→ **Work instruction**: Write out all of the data exactly as it appears.

-*-*-
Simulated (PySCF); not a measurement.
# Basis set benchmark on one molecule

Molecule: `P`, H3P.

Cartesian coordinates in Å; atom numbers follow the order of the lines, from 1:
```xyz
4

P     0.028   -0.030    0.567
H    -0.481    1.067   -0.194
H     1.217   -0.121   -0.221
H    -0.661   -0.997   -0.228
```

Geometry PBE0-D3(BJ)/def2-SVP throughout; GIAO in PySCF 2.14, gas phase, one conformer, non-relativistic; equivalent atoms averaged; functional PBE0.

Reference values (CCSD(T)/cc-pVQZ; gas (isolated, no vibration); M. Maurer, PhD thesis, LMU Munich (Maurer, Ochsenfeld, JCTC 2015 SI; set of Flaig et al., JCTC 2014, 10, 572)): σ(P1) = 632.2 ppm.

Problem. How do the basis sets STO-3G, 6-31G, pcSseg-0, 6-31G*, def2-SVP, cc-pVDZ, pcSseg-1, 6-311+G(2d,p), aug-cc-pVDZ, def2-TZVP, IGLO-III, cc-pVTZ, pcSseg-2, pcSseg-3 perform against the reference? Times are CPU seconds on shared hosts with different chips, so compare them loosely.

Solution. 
-*-*-

→ **Reply**:
Simulated (PySCF); not a measurement.
# Basis set benchmark on one molecule

Molecule: `P`, H3P.

Cartesian coordinates in Å; atom numbers follow the order of the lines, from 1:
```xyz
4

P     0.028   -0.030    0.567
H    -0.481    1.067   -0.194
H     1.217   -0.121   -0.221
H    -0.661   -0.997   -0.228
```

Geometry PBE0-D3(BJ)/def2-SVP throughout; GIAO in PySCF 2.14, gas phase, one conformer, non-relativistic; equivalent atoms averaged; functional PBE0.

Reference values (CCSD(T)/cc-pVQZ; gas (isolated, no vibration); M. Maurer, PhD thesis, LMU Munich (Maurer, Ochsenfeld, JCTC 2015 SI; set of Flaig et al., JCTC 2014, 10, 572)): σ(P1) = 632.2 ppm.

Problem. How do the basis sets STO-3G, 6-31G, pcSseg-0, 6-31G*, def2-SVP, cc-pVDZ, pcSseg-1, 6-311+G(2d,p), aug-cc-pVDZ, def2-TZVP, IGLO-III, cc-pVTZ, pcSseg-2, pcSseg-3 perform against the reference? Times are CPU seconds on shared hosts with different chips, so compare them loosely.

Solution. 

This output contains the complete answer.